============

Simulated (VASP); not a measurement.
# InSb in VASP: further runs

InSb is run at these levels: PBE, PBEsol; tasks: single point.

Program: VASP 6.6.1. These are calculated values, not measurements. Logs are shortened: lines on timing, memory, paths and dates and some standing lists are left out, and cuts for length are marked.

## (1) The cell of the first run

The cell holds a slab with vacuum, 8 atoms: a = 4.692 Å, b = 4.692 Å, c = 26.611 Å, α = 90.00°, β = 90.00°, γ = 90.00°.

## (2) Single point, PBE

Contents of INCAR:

============

(Requirement) Extract the listing in its entirety and repeat it exactly.

(Task response)
Simulated (VASP); not a measurement.
# InSb in VASP: further runs

InSb is run at these levels: PBE, PBEsol; tasks: single point.

Program: VASP 6.6.1. These are calculated values, not measurements. Logs are shortened: lines on timing, memory, paths and dates and some standing lists are left out, and cuts for length are marked.

## (1) The cell of the first run

The cell holds a slab with vacuum, 8 atoms: a = 4.692 Å, b = 4.692 Å, c = 26.611 Å, α = 90.00°, β = 90.00°, γ = 90.00°.

## (2) Single point, PBE

Contents of INCAR:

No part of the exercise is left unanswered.